*** Block opens ***

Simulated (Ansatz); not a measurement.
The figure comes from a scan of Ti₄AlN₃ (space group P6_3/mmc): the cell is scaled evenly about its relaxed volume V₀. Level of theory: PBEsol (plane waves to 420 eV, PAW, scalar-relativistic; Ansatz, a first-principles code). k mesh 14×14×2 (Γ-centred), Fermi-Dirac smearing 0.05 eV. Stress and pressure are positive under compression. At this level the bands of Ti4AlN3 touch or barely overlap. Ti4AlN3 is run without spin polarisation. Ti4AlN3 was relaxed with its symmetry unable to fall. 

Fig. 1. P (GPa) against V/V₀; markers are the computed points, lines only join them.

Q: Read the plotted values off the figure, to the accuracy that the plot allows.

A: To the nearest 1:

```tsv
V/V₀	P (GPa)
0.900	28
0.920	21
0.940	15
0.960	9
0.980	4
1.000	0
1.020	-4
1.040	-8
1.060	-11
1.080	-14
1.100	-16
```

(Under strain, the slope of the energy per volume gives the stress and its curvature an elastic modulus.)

*** Block closes ***

Write out every entry again, exactly as it appears.

TASK RESPONSE —
Simulated (Ansatz); not a measurement.
The figure comes from a scan of Ti₄AlN₃ (space group P6_3/mmc): the cell is scaled evenly about its relaxed volume V₀. Level of theory: PBEsol (plane waves to 420 eV, PAW, scalar-relativistic; Ansatz, a first-principles code). k mesh 14×14×2 (Γ-centred), Fermi-Dirac smearing 0.05 eV. Stress and pressure are positive under compression. At this level the bands of Ti4AlN3 touch or barely overlap. Ti4AlN3 is run without spin polarisation. Ti4AlN3 was relaxed with its symmetry unable to fall. 

Fig. 1. P (GPa) against V/V₀; markers are the computed points, lines only join them.

Q: Read the plotted values off the figure, to the accuracy that the plot allows.

A: To the nearest 1:

```tsv
V/V₀	P (GPa)
0.900	28
0.920	21
0.940	15
0.960	9
0.980	4
1.000	0
1.020	-4
1.040	-8
1.060	-11
1.080	-14
1.100	-16
```

(Under strain, the slope of the energy per volume gives the stress and its curvature an elastic modulus.)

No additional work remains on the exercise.